++++
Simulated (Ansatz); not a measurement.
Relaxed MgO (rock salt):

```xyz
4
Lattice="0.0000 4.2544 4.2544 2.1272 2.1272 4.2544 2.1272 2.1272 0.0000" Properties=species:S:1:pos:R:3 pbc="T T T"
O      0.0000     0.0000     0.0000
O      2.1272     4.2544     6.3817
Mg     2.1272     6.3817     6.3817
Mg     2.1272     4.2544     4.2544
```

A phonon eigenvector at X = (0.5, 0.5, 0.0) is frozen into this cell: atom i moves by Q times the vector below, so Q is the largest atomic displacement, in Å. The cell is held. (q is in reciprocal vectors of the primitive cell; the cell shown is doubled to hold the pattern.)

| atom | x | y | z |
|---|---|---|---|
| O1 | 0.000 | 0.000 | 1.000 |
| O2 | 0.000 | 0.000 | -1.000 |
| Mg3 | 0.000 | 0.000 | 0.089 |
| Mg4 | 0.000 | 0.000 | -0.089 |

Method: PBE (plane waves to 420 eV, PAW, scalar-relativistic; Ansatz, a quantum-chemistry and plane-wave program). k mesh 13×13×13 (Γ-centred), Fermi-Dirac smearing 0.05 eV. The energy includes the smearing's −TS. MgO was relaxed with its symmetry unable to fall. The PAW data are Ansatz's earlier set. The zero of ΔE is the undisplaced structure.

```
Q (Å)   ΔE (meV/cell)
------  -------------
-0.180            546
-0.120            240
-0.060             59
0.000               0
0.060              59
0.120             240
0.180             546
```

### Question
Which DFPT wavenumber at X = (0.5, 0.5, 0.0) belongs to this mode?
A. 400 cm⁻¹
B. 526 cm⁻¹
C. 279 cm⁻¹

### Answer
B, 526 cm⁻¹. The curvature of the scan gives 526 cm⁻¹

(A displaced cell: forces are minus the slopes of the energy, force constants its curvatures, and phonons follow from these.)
++++

▶ _Brief_
Reproduce the records above exactly, from the first line through the line containing "B, 526 cm⁻¹.", and output nothing else.

▶ _Reply_
Simulated (Ansatz); not a measurement.
Relaxed MgO (rock salt):

```xyz
4
Lattice="0.0000 4.2544 4.2544 2.1272 2.1272 4.2544 2.1272 2.1272 0.0000" Properties=species:S:1:pos:R:3 pbc="T T T"
O      0.0000     0.0000     0.0000
O      2.1272     4.2544     6.3817
Mg     2.1272     6.3817     6.3817
Mg     2.1272     4.2544     4.2544
```

A phonon eigenvector at X = (0.5, 0.5, 0.0) is frozen into this cell: atom i moves by Q times the vector below, so Q is the largest atomic displacement, in Å. The cell is held. (q is in reciprocal vectors of the primitive cell; the cell shown is doubled to hold the pattern.)

| atom | x | y | z |
|---|---|---|---|
| O1 | 0.000 | 0.000 | 1.000 |
| O2 | 0.000 | 0.000 | -1.000 |
| Mg3 | 0.000 | 0.000 | 0.089 |
| Mg4 | 0.000 | 0.000 | -0.089 |

Method: PBE (plane waves to 420 eV, PAW, scalar-relativistic; Ansatz, a quantum-chemistry and plane-wave program). k mesh 13×13×13 (Γ-centred), Fermi-Dirac smearing 0.05 eV. The energy includes the smearing's −TS. MgO was relaxed with its symmetry unable to fall. The PAW data are Ansatz's earlier set. The zero of ΔE is the undisplaced structure.

```
Q (Å)   ΔE (meV/cell)
------  -------------
-0.180            546
-0.120            240
-0.060             59
0.000               0
0.060              59
0.120             240
0.180             546
```

### Question
Which DFPT wavenumber at X = (0.5, 0.5, 0.0) belongs to this mode?
A. 400 cm⁻¹
B. 526 cm⁻¹
C. 279 cm⁻¹

### Answer
B, 526 cm⁻¹. The curvature of the scan gives 526 cm⁻¹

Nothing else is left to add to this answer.